**Records shown:**
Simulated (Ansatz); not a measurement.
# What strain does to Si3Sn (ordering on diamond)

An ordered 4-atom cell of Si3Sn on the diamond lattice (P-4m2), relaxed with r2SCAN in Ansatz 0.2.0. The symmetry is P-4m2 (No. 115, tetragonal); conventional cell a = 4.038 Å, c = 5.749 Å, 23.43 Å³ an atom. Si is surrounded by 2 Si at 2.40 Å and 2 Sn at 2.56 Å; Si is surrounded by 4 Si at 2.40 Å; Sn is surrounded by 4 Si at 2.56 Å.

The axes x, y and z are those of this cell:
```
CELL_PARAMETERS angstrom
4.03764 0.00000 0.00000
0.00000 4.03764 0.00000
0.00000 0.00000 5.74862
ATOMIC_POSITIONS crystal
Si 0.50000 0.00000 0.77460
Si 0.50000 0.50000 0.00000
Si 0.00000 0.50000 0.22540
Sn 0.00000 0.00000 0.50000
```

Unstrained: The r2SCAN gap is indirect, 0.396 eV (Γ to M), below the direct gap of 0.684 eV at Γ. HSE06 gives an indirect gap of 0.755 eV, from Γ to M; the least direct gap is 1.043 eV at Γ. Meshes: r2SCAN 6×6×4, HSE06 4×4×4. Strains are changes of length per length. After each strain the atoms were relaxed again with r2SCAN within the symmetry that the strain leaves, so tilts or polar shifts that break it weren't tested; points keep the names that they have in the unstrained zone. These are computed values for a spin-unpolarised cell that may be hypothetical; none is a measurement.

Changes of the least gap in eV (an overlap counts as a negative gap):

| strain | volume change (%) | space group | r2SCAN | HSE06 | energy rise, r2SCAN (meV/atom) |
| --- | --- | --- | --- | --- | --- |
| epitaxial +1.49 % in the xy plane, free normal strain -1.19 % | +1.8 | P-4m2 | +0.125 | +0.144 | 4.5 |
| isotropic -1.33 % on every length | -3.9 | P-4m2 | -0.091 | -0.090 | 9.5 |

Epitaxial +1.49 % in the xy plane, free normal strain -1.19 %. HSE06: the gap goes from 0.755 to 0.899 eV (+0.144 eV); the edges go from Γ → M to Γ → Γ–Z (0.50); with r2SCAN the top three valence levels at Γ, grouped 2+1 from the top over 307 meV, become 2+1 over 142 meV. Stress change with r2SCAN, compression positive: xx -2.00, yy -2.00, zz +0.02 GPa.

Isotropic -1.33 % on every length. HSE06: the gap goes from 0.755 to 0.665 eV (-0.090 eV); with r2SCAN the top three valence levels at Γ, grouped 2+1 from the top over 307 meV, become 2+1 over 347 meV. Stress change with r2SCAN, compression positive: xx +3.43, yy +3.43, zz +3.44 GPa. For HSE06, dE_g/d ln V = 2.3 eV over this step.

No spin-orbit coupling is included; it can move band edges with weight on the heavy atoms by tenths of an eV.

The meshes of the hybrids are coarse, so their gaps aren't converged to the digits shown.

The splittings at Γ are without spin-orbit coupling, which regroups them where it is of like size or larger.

**Brief:** The lines from the start of the entries above through the line containing "-0.090 | 9.5 |" are the ones to return, please; copy them exactly and include both ends.

**Exercise output:**
Simulated (Ansatz); not a measurement.
# What strain does to Si3Sn (ordering on diamond)

An ordered 4-atom cell of Si3Sn on the diamond lattice (P-4m2), relaxed with r2SCAN in Ansatz 0.2.0. The symmetry is P-4m2 (No. 115, tetragonal); conventional cell a = 4.038 Å, c = 5.749 Å, 23.43 Å³ an atom. Si is surrounded by 2 Si at 2.40 Å and 2 Sn at 2.56 Å; Si is surrounded by 4 Si at 2.40 Å; Sn is surrounded by 4 Si at 2.56 Å.

The axes x, y and z are those of this cell:
```
CELL_PARAMETERS angstrom
4.03764 0.00000 0.00000
0.00000 4.03764 0.00000
0.00000 0.00000 5.74862
ATOMIC_POSITIONS crystal
Si 0.50000 0.00000 0.77460
Si 0.50000 0.50000 0.00000
Si 0.00000 0.50000 0.22540
Sn 0.00000 0.00000 0.50000
```

Unstrained: The r2SCAN gap is indirect, 0.396 eV (Γ to M), below the direct gap of 0.684 eV at Γ. HSE06 gives an indirect gap of 0.755 eV, from Γ to M; the least direct gap is 1.043 eV at Γ. Meshes: r2SCAN 6×6×4, HSE06 4×4×4. Strains are changes of length per length. After each strain the atoms were relaxed again with r2SCAN within the symmetry that the strain leaves, so tilts or polar shifts that break it weren't tested; points keep the names that they have in the unstrained zone. These are computed values for a spin-unpolarised cell that may be hypothetical; none is a measurement.

Changes of the least gap in eV (an overlap counts as a negative gap):

| strain | volume change (%) | space group | r2SCAN | HSE06 | energy rise, r2SCAN (meV/atom) |
| --- | --- | --- | --- | --- | --- |
| epitaxial +1.49 % in the xy plane, free normal strain -1.19 % | +1.8 | P-4m2 | +0.125 | +0.144 | 4.5 |
| isotropic -1.33 % on every length | -3.9 | P-4m2 | -0.091 | -0.090 | 9.5 |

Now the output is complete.